Set down the material again. Keep every line exactly as it is.

Data excerpts:
*** Begin section ***

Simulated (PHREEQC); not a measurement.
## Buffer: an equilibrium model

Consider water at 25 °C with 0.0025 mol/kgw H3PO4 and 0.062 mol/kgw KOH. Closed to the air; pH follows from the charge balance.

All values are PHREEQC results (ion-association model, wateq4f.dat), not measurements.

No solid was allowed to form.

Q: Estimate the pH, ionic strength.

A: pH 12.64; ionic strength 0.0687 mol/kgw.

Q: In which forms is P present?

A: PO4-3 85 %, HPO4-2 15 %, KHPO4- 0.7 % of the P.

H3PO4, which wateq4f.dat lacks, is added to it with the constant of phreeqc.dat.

*** End section ***

Problem solution:
Simulated (PHREEQC); not a measurement.
## Buffer: an equilibrium model

Consider water at 25 °C with 0.0025 mol/kgw H3PO4 and 0.062 mol/kgw KOH. Closed to the air; pH follows from the charge balance.

All values are PHREEQC results (ion-association model, wateq4f.dat), not measurements.

No solid was allowed to form.

Q: Estimate the pH, ionic strength.

A: pH 12.64; ionic strength 0.0687 mol/kgw.

Q: In which forms is P present?

A: PO4-3 85 %, HPO4-2 15 %, KHPO4- 0.7 % of the P.

H3PO4, which wateq4f.dat lacks, is added to it with the constant of phreeqc.dat.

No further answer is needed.